Information given:
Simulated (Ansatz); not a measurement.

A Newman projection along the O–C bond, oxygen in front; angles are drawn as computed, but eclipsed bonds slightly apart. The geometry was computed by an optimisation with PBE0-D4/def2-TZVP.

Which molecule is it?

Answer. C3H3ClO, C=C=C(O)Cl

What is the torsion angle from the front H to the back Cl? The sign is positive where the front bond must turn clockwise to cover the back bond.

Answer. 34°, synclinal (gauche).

Exercise: Restate verbatim the first line above and all lines after it through the line containing "What is the"; omit the rest.

Task result:
Simulated (Ansatz); not a measurement.

A Newman projection along the O–C bond, oxygen in front; angles are drawn as computed, but eclipsed bonds slightly apart. The geometry was computed by an optimisation with PBE0-D4/def2-TZVP.

Which molecule is it?

Answer. C3H3ClO, C=C=C(O)Cl

What is the torsion angle from the front H to the back Cl? The sign is positive where the front bond must turn clockwise to cover the back bond.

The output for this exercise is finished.